▶ **Brief**
Below is some data. Retype exactly the lines starting at the one with "Crystal: GaGe3." and ending at the one with "C. level r2SCAN;".

▶ **Dataset extract**
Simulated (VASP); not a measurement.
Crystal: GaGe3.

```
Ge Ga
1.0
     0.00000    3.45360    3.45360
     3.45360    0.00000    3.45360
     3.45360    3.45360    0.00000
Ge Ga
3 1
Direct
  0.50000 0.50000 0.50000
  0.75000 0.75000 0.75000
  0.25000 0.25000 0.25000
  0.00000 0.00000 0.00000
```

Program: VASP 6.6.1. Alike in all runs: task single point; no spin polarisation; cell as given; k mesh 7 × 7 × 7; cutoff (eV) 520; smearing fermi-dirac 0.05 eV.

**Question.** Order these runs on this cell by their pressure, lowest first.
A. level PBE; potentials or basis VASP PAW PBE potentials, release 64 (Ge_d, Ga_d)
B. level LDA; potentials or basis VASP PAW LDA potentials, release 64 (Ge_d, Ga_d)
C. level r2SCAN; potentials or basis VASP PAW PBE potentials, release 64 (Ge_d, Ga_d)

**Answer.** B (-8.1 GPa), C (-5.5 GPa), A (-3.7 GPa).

▶ **Problem solution**
Crystal: GaGe3.

```
Ge Ga
1.0
     0.00000    3.45360    3.45360
     3.45360    0.00000    3.45360
     3.45360    3.45360    0.00000
Ge Ga
3 1
Direct
  0.50000 0.50000 0.50000
  0.75000 0.75000 0.75000
  0.25000 0.25000 0.25000
  0.00000 0.00000 0.00000
```

Program: VASP 6.6.1. Alike in all runs: task single point; no spin polarisation; cell as given; k mesh 7 × 7 × 7; cutoff (eV) 520; smearing fermi-dirac 0.05 eV.

**Question.** Order these runs on this cell by their pressure, lowest first.
A. level PBE; potentials or basis VASP PAW PBE potentials, release 64 (Ge_d, Ga_d)
B. level LDA; potentials or basis VASP PAW LDA potentials, release 64 (Ge_d, Ga_d)
C. level r2SCAN; potentials or basis VASP PAW PBE potentials, release 64 (Ge_d, Ga_d)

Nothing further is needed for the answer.